## Task item
Write out each line of the material below once more, exactly as it appears.

## Data provided
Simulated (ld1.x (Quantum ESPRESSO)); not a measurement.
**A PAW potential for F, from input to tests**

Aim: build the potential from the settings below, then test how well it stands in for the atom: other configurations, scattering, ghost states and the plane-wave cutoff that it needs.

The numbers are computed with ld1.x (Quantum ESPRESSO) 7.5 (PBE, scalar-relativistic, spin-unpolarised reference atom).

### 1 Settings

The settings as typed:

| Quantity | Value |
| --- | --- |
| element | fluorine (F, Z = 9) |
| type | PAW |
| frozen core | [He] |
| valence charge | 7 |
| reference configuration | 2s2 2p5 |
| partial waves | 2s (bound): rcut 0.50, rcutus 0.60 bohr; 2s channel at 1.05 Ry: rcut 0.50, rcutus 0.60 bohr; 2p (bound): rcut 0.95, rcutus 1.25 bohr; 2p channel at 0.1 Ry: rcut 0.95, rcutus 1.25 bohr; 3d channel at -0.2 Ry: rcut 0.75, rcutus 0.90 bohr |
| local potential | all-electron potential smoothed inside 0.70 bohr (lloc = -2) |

## Written solution
Simulated (ld1.x (Quantum ESPRESSO)); not a measurement.
**A PAW potential for F, from input to tests**

Aim: build the potential from the settings below, then test how well it stands in for the atom: other configurations, scattering, ghost states and the plane-wave cutoff that it needs.

The numbers are computed with ld1.x (Quantum ESPRESSO) 7.5 (PBE, scalar-relativistic, spin-unpolarised reference atom).

### 1 Settings

The settings as typed:

| Quantity | Value |
| --- | --- |
| element | fluorine (F, Z = 9) |
| type | PAW |
| frozen core | [He] |
| valence charge | 7 |
| reference configuration | 2s2 2p5 |
| partial waves | 2s (bound): rcut 0.50, rcutus 0.60 bohr; 2s channel at 1.05 Ry: rcut 0.50, rcutus 0.60 bohr; 2p (bound): rcut 0.95, rcutus 1.25 bohr; 2p channel at 0.1 Ry: rcut 0.95, rcutus 1.25 bohr; 3d channel at -0.2 Ry: rcut 0.75, rcutus 0.90 bohr |
| local potential | all-electron potential smoothed inside 0.70 bohr (lloc = -2) |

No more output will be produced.